—————
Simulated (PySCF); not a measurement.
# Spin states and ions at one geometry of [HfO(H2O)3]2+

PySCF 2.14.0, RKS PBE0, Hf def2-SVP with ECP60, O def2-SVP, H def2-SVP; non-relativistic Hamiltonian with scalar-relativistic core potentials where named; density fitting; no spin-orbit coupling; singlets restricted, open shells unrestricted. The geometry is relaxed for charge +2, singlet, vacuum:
—————

WORK ORDER – With no line skipped, copy the entries exactly as written.

ANSWER SPACE –
Simulated (PySCF); not a measurement.
# Spin states and ions at one geometry of [HfO(H2O)3]2+

PySCF 2.14.0, RKS PBE0, Hf def2-SVP with ECP60, O def2-SVP, H def2-SVP; non-relativistic Hamiltonian with scalar-relativistic core potentials where named; density fitting; no spin-orbit coupling; singlets restricted, open shells unrestricted. The geometry is relaxed for charge +2, singlet, vacuum:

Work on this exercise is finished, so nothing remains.